**Work task:**
Nothing past the line containing "### Step 2. The start, at fraction 0" belongs in the output. Copy exactly every line of the data below from the first up to and including it.

**Stored data:**
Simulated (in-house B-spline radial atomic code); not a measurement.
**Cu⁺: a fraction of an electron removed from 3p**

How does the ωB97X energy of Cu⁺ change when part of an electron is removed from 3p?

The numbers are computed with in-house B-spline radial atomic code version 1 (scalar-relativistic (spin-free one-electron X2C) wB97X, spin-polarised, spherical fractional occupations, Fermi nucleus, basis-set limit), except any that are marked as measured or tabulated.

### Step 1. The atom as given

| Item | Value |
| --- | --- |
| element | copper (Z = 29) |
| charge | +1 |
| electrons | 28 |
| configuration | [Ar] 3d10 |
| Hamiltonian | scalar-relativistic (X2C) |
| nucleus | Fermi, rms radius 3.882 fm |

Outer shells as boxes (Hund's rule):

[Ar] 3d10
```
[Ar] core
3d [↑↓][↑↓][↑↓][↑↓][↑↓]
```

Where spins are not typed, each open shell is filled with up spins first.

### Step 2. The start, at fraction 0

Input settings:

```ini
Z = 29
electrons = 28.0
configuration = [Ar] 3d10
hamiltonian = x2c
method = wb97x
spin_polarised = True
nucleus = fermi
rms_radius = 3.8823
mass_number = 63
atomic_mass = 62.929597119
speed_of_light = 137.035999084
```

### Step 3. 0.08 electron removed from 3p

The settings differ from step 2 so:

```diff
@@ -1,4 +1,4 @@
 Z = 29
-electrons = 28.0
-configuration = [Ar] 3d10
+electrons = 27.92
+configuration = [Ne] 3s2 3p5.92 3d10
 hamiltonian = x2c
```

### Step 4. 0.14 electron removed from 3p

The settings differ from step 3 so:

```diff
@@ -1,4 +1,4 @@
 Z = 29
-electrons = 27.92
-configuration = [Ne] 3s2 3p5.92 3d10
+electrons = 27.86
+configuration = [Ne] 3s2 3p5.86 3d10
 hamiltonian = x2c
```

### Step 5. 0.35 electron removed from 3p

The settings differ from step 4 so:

**Answer area:**
Simulated (in-house B-spline radial atomic code); not a measurement.
**Cu⁺: a fraction of an electron removed from 3p**

How does the ωB97X energy of Cu⁺ change when part of an electron is removed from 3p?

The numbers are computed with in-house B-spline radial atomic code version 1 (scalar-relativistic (spin-free one-electron X2C) wB97X, spin-polarised, spherical fractional occupations, Fermi nucleus, basis-set limit), except any that are marked as measured or tabulated.

### Step 1. The atom as given

| Item | Value |
| --- | --- |
| element | copper (Z = 29) |
| charge | +1 |
| electrons | 28 |
| configuration | [Ar] 3d10 |
| Hamiltonian | scalar-relativistic (X2C) |
| nucleus | Fermi, rms radius 3.882 fm |

Outer shells as boxes (Hund's rule):

[Ar] 3d10
```
[Ar] core
3d [↑↓][↑↓][↑↓][↑↓][↑↓]
```

Where spins are not typed, each open shell is filled with up spins first.

### Step 2. The start, at fraction 0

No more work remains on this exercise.